__REQUIRED ACTION__
Output every line of the listing as it stands.

__INFORMATION PROVIDED__
___

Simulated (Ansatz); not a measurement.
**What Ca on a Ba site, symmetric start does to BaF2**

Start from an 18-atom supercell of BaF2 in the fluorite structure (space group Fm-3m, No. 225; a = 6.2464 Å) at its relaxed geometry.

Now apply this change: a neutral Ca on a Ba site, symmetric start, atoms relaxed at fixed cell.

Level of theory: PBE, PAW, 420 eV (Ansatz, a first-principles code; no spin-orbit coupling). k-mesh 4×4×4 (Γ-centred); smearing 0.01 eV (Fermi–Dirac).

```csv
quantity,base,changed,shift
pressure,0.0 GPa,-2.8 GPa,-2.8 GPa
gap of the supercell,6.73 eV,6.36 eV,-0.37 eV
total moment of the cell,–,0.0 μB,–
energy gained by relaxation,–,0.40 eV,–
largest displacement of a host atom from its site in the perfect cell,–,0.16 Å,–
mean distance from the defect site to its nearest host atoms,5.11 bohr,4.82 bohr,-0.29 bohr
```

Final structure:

___

__RESPONSE__
Simulated (Ansatz); not a measurement.
**What Ca on a Ba site, symmetric start does to BaF2**

Start from an 18-atom supercell of BaF2 in the fluorite structure (space group Fm-3m, No. 225; a = 6.2464 Å) at its relaxed geometry.

Now apply this change: a neutral Ca on a Ba site, symmetric start, atoms relaxed at fixed cell.

Level of theory: PBE, PAW, 420 eV (Ansatz, a first-principles code; no spin-orbit coupling). k-mesh 4×4×4 (Γ-centred); smearing 0.01 eV (Fermi–Dirac).

```csv
quantity,base,changed,shift
pressure,0.0 GPa,-2.8 GPa,-2.8 GPa
gap of the supercell,6.73 eV,6.36 eV,-0.37 eV
total moment of the cell,–,0.0 μB,–
energy gained by relaxation,–,0.40 eV,–
largest displacement of a host atom from its site in the perfect cell,–,0.16 Å,–
mean distance from the defect site to its nearest host atoms,5.11 bohr,4.82 bohr,-0.29 bohr
```

Final structure:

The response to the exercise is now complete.